-----

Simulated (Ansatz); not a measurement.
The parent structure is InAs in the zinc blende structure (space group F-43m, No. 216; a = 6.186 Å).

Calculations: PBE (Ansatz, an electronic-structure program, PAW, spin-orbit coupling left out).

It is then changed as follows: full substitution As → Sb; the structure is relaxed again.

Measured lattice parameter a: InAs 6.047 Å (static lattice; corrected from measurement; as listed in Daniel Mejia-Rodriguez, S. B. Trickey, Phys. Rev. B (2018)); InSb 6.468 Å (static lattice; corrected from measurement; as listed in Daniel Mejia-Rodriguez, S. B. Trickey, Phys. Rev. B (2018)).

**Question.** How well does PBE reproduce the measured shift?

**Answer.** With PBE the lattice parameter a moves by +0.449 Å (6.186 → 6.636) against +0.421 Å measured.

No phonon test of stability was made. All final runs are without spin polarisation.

-----

● **Work instruction**:
What is needed is an exact copy of the entries above, from the first line through the line holding "Calculations: PBE (Ansatz, an", with both of those lines kept; please give nothing else.

● **Exercise answer**:
Simulated (Ansatz); not a measurement.
The parent structure is InAs in the zinc blende structure (space group F-43m, No. 216; a = 6.186 Å).

Calculations: PBE (Ansatz, an electronic-structure program, PAW, spin-orbit coupling left out).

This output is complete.